··· Dataset records

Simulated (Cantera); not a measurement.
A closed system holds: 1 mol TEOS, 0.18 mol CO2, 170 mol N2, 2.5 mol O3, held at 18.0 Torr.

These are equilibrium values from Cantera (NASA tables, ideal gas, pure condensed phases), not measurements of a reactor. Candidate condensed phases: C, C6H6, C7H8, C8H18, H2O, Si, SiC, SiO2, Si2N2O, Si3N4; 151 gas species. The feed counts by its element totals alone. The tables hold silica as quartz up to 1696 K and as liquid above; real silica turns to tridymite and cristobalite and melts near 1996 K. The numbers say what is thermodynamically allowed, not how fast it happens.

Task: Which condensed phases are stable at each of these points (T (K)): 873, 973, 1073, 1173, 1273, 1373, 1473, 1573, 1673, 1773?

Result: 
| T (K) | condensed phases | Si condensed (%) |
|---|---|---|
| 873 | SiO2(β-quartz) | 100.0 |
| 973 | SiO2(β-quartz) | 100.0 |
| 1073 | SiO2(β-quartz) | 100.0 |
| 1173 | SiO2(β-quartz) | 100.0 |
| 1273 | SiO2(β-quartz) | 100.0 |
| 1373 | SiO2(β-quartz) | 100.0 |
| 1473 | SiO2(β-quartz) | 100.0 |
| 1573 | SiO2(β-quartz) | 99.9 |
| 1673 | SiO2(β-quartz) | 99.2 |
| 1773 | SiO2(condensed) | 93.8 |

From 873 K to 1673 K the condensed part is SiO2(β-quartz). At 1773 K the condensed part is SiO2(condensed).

······

§ Required action
Retype only the lines running from the top of the listing to the line that holds "SiO2(β-quartz) | 99.9 |", both ends included.

§ Worked solution
Simulated (Cantera); not a measurement.
A closed system holds: 1 mol TEOS, 0.18 mol CO2, 170 mol N2, 2.5 mol O3, held at 18.0 Torr.

These are equilibrium values from Cantera (NASA tables, ideal gas, pure condensed phases), not measurements of a reactor. Candidate condensed phases: C, C6H6, C7H8, C8H18, H2O, Si, SiC, SiO2, Si2N2O, Si3N4; 151 gas species. The feed counts by its element totals alone. The tables hold silica as quartz up to 1696 K and as liquid above; real silica turns to tridymite and cristobalite and melts near 1996 K. The numbers say what is thermodynamically allowed, not how fast it happens.

Task: Which condensed phases are stable at each of these points (T (K)): 873, 973, 1073, 1173, 1273, 1373, 1473, 1573, 1673, 1773?

Result: 
| T (K) | condensed phases | Si condensed (%) |
|---|---|---|
| 873 | SiO2(β-quartz) | 100.0 |
| 973 | SiO2(β-quartz) | 100.0 |
| 1073 | SiO2(β-quartz) | 100.0 |
| 1173 | SiO2(β-quartz) | 100.0 |
| 1273 | SiO2(β-quartz) | 100.0 |
| 1373 | SiO2(β-quartz) | 100.0 |
| 1473 | SiO2(β-quartz) | 100.0 |
| 1573 | SiO2(β-quartz) | 99.9 |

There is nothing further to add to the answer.